AVAILABLE DATA:
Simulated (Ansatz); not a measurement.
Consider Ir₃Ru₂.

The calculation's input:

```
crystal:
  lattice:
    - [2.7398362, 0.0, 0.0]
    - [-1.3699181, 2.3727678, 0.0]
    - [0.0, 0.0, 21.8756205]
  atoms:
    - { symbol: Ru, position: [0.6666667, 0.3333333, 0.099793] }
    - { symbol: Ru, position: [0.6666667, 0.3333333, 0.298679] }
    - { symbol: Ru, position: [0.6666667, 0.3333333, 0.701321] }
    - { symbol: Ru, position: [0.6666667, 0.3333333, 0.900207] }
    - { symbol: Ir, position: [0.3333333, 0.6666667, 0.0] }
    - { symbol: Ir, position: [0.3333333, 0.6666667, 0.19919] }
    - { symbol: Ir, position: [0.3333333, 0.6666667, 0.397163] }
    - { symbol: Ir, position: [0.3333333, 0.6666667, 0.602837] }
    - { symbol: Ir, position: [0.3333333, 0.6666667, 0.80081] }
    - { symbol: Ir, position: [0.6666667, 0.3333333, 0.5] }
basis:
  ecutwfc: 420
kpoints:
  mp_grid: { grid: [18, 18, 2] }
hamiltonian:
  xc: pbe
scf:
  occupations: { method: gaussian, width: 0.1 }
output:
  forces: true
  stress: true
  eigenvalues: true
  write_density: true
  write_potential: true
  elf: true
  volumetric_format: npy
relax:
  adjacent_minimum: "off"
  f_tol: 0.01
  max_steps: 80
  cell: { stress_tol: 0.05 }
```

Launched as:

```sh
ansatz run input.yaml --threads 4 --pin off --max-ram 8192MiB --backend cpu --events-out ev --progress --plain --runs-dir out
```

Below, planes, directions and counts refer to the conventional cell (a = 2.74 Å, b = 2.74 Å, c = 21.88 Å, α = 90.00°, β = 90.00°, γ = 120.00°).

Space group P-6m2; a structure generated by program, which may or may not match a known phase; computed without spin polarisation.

WORK ITEM: Please write out exactly the lines from the start of the data through the line that contains "Below, planes, directions", both ends included, and nothing else.

YOUR RESPONSE:
Simulated (Ansatz); not a measurement.
Consider Ir₃Ru₂.

The calculation's input:

```
crystal:
  lattice:
    - [2.7398362, 0.0, 0.0]
    - [-1.3699181, 2.3727678, 0.0]
    - [0.0, 0.0, 21.8756205]
  atoms:
    - { symbol: Ru, position: [0.6666667, 0.3333333, 0.099793] }
    - { symbol: Ru, position: [0.6666667, 0.3333333, 0.298679] }
    - { symbol: Ru, position: [0.6666667, 0.3333333, 0.701321] }
    - { symbol: Ru, position: [0.6666667, 0.3333333, 0.900207] }
    - { symbol: Ir, position: [0.3333333, 0.6666667, 0.0] }
    - { symbol: Ir, position: [0.3333333, 0.6666667, 0.19919] }
    - { symbol: Ir, position: [0.3333333, 0.6666667, 0.397163] }
    - { symbol: Ir, position: [0.3333333, 0.6666667, 0.602837] }
    - { symbol: Ir, position: [0.3333333, 0.6666667, 0.80081] }
    - { symbol: Ir, position: [0.6666667, 0.3333333, 0.5] }
basis:
  ecutwfc: 420
kpoints:
  mp_grid: { grid: [18, 18, 2] }
hamiltonian:
  xc: pbe
scf:
  occupations: { method: gaussian, width: 0.1 }
output:
  forces: true
  stress: true
  eigenvalues: true
  write_density: true
  write_potential: true
  elf: true
  volumetric_format: npy
relax:
  adjacent_minimum: "off"
  f_tol: 0.01
  max_steps: 80
  cell: { stress_tol: 0.05 }
```

Launched as:

```sh
ansatz run input.yaml --threads 4 --pin off --max-ram 8192MiB --backend cpu --events-out ev --progress --plain --runs-dir out
```

Below, planes, directions and counts refer to the conventional cell (a = 2.74 Å, b = 2.74 Å, c = 21.88 Å, α = 90.00°, β = 90.00°, γ = 120.00°).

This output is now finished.